> Work item
Give back the lines of the records exactly, starting at the first and ending at the one with "Ga3Se is run".

════════

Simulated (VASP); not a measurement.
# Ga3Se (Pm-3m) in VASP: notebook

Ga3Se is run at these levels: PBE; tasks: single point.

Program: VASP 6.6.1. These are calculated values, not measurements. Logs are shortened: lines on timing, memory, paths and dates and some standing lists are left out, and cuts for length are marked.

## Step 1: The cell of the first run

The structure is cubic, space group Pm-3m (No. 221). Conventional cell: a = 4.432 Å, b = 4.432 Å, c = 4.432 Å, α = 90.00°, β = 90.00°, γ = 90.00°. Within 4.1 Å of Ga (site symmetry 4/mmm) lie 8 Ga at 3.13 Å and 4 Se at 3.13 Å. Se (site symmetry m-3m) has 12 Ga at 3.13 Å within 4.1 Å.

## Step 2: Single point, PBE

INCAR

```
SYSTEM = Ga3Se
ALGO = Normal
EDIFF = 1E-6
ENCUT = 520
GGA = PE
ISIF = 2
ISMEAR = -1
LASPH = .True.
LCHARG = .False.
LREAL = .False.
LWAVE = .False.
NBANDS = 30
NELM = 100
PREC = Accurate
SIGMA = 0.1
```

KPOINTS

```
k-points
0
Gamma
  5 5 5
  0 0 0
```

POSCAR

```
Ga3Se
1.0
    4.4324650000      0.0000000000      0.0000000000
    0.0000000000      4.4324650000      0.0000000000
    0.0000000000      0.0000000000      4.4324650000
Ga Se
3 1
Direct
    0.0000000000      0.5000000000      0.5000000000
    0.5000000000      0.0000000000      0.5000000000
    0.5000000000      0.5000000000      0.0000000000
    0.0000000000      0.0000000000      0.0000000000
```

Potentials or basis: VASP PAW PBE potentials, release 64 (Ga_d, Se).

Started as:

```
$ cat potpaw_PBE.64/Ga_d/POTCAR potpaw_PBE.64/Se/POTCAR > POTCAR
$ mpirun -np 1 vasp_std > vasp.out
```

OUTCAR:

════════

> Response
Simulated (VASP); not a measurement.
# Ga3Se (Pm-3m) in VASP: notebook

Ga3Se is run at these levels: PBE; tasks: single point.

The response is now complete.